DATASET
/---

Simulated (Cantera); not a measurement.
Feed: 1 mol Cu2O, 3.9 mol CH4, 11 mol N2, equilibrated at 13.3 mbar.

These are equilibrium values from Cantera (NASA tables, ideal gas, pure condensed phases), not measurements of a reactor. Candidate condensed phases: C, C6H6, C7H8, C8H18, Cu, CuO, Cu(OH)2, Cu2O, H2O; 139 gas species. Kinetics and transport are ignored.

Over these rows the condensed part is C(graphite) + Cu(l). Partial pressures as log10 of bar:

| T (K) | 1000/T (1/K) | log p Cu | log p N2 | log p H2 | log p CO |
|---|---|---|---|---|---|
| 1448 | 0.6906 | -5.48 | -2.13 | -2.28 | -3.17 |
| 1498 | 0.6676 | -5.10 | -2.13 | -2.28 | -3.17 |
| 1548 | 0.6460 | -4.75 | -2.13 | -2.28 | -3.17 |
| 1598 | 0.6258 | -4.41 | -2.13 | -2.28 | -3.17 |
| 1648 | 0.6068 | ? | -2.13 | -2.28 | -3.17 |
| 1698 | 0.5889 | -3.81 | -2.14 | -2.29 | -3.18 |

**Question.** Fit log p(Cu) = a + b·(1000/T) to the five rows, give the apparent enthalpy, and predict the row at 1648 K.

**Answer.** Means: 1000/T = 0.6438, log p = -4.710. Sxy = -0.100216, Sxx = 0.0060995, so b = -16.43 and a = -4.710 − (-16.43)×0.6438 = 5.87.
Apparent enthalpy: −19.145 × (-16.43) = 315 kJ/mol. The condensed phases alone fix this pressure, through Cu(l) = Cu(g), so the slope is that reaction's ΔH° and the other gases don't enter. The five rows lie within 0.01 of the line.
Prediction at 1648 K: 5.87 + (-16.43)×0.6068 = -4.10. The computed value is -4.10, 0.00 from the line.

\---

Leave out every line above except those from the line with "These are equilibrium" up to and including the line with "Over these rows", and copy those exactly.

These are equilibrium values from Cantera (NASA tables, ideal gas, pure condensed phases), not measurements of a reactor. Candidate condensed phases: C, C6H6, C7H8, C8H18, Cu, CuO, Cu(OH)2, Cu2O, H2O; 139 gas species. Kinetics and transport are ignored.

Over these rows the condensed part is C(graphite) + Cu(l). Partial pressures as log10 of bar:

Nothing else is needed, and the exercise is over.